* RAW DATA
----------------------------------------

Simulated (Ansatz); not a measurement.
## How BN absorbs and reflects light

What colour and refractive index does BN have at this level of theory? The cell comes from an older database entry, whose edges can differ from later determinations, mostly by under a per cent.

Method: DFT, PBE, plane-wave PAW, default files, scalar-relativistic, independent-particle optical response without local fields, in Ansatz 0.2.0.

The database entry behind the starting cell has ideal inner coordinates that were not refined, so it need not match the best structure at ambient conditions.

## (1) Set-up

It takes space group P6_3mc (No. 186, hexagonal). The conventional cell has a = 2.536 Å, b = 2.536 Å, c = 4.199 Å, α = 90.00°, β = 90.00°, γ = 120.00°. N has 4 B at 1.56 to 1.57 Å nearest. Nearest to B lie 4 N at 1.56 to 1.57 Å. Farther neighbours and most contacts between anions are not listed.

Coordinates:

----------------------------------------

From the first line of the data above through the line containing "Method: DFT, PBE, plane-wave", repeat each line exactly, and add nothing.

* RESULT
Simulated (Ansatz); not a measurement.
## How BN absorbs and reflects light

What colour and refractive index does BN have at this level of theory? The cell comes from an older database entry, whose edges can differ from later determinations, mostly by under a per cent.

Method: DFT, PBE, plane-wave PAW, default files, scalar-relativistic, independent-particle optical response without local fields, in Ansatz 0.2.0.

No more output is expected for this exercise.